Work item: Every line of the listing should be repeated exactly.

Dataset excerpts:
● ● ● ● ● ● ●

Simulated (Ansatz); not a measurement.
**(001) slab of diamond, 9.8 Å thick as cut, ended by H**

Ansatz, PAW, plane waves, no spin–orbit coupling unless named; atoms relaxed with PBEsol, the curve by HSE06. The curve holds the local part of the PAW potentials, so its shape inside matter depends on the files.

● ● ● ● ● ● ●

Your solution:
Simulated (Ansatz); not a measurement.
**(001) slab of diamond, 9.8 Å thick as cut, ended by H**

Ansatz, PAW, plane waves, no spin–orbit coupling unless named; atoms relaxed with PBEsol, the curve by HSE06. The curve holds the local part of the PAW potentials, so its shape inside matter depends on the files.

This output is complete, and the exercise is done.